• [EXERCISE DATA]
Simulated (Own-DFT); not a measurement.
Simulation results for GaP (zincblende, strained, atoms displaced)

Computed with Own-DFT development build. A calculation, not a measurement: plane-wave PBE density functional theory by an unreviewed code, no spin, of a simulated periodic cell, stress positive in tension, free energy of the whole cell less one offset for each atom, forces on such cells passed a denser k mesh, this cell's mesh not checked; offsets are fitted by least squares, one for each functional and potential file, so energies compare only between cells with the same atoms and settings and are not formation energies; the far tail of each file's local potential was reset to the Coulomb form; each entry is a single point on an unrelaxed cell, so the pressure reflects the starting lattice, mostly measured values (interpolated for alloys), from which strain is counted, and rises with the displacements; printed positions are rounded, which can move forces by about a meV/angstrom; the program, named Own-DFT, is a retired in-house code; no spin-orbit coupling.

• [EXERCISE]
The first line of the entries above marks where to begin; repeat each line exactly through the one that contains "Simulation results for", and include that line.

• [ANSWER AREA]
Simulated (Own-DFT); not a measurement.
Simulation results for GaP (zincblende, strained, atoms displaced)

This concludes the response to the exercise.